Scan the records below for the line with "# SiO2 (seifertite): the cost of one run" and the line with "## 2. Cell and atoms relaxed at 0 GPa". Repeat those two lines and every line between them exactly, and nothing else.

[Start of Attachment]

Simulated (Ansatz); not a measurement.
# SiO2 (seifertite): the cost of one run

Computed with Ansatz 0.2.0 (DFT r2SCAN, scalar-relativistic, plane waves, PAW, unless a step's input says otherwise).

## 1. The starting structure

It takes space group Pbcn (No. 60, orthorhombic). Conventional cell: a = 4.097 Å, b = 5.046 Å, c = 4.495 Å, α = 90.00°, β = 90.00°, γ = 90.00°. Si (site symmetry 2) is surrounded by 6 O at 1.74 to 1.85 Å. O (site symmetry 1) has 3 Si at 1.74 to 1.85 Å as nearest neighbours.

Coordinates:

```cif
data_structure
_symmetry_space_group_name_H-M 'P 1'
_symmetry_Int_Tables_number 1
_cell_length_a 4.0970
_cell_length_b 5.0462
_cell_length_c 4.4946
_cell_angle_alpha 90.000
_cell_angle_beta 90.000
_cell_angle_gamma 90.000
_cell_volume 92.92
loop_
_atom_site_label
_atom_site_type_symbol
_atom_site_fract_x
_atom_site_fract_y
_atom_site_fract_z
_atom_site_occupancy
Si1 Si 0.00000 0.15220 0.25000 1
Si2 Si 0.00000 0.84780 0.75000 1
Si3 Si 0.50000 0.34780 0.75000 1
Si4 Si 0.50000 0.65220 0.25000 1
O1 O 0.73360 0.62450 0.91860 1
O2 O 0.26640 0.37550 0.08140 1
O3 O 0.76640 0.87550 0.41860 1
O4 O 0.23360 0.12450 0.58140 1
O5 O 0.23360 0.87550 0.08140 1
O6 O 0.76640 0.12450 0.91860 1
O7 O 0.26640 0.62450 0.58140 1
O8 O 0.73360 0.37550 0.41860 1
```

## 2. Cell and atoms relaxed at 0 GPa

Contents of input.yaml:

[End of Attachment]

[Response area]:
# SiO2 (seifertite): the cost of one run

Computed with Ansatz 0.2.0 (DFT r2SCAN, scalar-relativistic, plane waves, PAW, unless a step's input says otherwise).

## 1. The starting structure

It takes space group Pbcn (No. 60, orthorhombic). Conventional cell: a = 4.097 Å, b = 5.046 Å, c = 4.495 Å, α = 90.00°, β = 90.00°, γ = 90.00°. Si (site symmetry 2) is surrounded by 6 O at 1.74 to 1.85 Å. O (site symmetry 1) has 3 Si at 1.74 to 1.85 Å as nearest neighbours.

Coordinates:

```cif
data_structure
_symmetry_space_group_name_H-M 'P 1'
_symmetry_Int_Tables_number 1
_cell_length_a 4.0970
_cell_length_b 5.0462
_cell_length_c 4.4946
_cell_angle_alpha 90.000
_cell_angle_beta 90.000
_cell_angle_gamma 90.000
_cell_volume 92.92
loop_
_atom_site_label
_atom_site_type_symbol
_atom_site_fract_x
_atom_site_fract_y
_atom_site_fract_z
_atom_site_occupancy
Si1 Si 0.00000 0.15220 0.25000 1
Si2 Si 0.00000 0.84780 0.75000 1
Si3 Si 0.50000 0.34780 0.75000 1
Si4 Si 0.50000 0.65220 0.25000 1
O1 O 0.73360 0.62450 0.91860 1
O2 O 0.26640 0.37550 0.08140 1
O3 O 0.76640 0.87550 0.41860 1
O4 O 0.23360 0.12450 0.58140 1
O5 O 0.23360 0.87550 0.08140 1
O6 O 0.76640 0.12450 0.91860 1
O7 O 0.26640 0.62450 0.58140 1
O8 O 0.73360 0.37550 0.41860 1
```

## 2. Cell and atoms relaxed at 0 GPa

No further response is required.